□ □ □

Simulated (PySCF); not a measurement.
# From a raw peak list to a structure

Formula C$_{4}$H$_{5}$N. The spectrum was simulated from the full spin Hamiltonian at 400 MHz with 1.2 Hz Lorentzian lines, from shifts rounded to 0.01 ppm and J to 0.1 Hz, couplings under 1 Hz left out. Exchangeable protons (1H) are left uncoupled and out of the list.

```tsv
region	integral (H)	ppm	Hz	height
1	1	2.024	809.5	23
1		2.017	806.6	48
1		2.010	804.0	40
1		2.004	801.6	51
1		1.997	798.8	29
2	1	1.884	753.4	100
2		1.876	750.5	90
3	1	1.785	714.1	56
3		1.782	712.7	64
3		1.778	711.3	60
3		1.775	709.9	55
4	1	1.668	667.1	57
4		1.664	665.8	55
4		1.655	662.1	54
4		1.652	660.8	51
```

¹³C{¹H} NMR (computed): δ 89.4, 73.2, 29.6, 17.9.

□ □ □

- _Assignment_: Return nothing but the lines from the first line of the listing through the line with "# From a raw peak list to a structure", please, keeping every one of them unchanged.

- _Exercise answer_:
Simulated (PySCF); not a measurement.
# From a raw peak list to a structure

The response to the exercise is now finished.